Work request:
In the listing below, a line holding "does Ansatz return?" and a line holding "components (eV/Å): 10.538." mark the range. Retype both exactly, with all lines between them.

********
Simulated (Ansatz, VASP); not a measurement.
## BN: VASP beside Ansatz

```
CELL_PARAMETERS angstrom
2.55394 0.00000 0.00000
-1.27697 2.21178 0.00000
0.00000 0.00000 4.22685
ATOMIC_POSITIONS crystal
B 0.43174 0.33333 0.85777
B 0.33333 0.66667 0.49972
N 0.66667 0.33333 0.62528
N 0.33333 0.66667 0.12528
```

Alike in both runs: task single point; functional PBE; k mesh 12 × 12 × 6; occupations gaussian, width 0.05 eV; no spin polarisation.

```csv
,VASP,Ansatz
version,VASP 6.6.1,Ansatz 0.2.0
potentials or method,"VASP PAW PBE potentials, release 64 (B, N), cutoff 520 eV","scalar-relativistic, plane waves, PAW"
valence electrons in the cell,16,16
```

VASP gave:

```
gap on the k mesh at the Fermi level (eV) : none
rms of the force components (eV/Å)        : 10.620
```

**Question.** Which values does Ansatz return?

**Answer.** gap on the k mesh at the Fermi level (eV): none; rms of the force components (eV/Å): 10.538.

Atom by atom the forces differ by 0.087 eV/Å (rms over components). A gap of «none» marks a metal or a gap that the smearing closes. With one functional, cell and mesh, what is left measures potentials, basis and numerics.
********

Expected answer:
**Question.** Which values does Ansatz return?

**Answer.** gap on the k mesh at the Fermi level (eV): none; rms of the force components (eV/Å): 10.538.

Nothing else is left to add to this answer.